— Required action —
Somewhere below, one line contains "12 × 12 × 6 |" and a later line contains "Problem. Where does the relaxation end?". Output those two lines and everything between them exactly, and nothing else.

— Data to examine —
+++
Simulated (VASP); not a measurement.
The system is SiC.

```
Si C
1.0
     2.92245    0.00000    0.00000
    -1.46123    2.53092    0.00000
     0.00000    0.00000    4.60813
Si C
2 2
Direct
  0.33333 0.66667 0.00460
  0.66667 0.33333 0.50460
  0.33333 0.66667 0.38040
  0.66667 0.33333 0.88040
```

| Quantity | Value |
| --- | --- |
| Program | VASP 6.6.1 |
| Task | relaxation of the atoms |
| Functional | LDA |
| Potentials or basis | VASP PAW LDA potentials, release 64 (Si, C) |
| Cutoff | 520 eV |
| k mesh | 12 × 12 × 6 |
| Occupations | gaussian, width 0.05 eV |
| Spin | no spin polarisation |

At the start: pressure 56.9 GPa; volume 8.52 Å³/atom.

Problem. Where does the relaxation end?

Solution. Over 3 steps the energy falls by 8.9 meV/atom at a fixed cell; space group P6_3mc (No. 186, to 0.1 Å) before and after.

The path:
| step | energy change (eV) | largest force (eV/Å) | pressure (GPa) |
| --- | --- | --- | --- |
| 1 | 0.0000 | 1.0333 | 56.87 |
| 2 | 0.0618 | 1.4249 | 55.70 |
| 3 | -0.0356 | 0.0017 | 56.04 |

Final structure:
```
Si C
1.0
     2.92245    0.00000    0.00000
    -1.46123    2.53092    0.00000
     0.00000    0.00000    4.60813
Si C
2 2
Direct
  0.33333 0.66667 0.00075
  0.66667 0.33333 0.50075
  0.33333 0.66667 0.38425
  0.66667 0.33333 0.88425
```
+++

— Response box —
| k mesh | 12 × 12 × 6 |
| Occupations | gaussian, width 0.05 eV |
| Spin | no spin polarisation |

At the start: pressure 56.9 GPa; volume 8.52 Å³/atom.

Problem. Where does the relaxation end?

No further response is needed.